++++ DATASET

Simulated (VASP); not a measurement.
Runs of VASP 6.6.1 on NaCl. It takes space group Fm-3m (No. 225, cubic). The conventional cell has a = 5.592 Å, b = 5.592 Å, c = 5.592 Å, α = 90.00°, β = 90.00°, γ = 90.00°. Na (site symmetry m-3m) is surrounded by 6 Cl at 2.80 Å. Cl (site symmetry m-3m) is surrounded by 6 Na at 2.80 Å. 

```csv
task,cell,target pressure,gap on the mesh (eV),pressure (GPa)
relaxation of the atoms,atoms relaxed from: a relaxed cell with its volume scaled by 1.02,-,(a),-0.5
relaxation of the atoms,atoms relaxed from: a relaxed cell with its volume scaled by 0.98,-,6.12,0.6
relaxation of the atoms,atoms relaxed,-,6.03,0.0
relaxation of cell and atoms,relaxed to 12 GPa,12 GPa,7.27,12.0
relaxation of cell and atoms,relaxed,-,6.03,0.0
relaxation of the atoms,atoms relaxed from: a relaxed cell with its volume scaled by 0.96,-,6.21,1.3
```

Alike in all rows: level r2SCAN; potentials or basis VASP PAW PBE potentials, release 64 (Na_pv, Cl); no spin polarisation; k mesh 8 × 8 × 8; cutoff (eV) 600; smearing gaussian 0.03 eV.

++++++++

■ **ASSIGNMENT**
The output is every entry, printed exactly as it reads.

■ **EXERCISE SOLUTION**
Simulated (VASP); not a measurement.
Runs of VASP 6.6.1 on NaCl. It takes space group Fm-3m (No. 225, cubic). The conventional cell has a = 5.592 Å, b = 5.592 Å, c = 5.592 Å, α = 90.00°, β = 90.00°, γ = 90.00°. Na (site symmetry m-3m) is surrounded by 6 Cl at 2.80 Å. Cl (site symmetry m-3m) is surrounded by 6 Na at 2.80 Å. 

```csv
task,cell,target pressure,gap on the mesh (eV),pressure (GPa)
relaxation of the atoms,atoms relaxed from: a relaxed cell with its volume scaled by 1.02,-,(a),-0.5
relaxation of the atoms,atoms relaxed from: a relaxed cell with its volume scaled by 0.98,-,6.12,0.6
relaxation of the atoms,atoms relaxed,-,6.03,0.0
relaxation of cell and atoms,relaxed to 12 GPa,12 GPa,7.27,12.0
relaxation of cell and atoms,relaxed,-,6.03,0.0
relaxation of the atoms,atoms relaxed from: a relaxed cell with its volume scaled by 0.96,-,6.21,1.3
```

Alike in all rows: level r2SCAN; potentials or basis VASP PAW PBE potentials, release 64 (Na_pv, Cl); no spin polarisation; k mesh 8 × 8 × 8; cutoff (eV) 600; smearing gaussian 0.03 eV.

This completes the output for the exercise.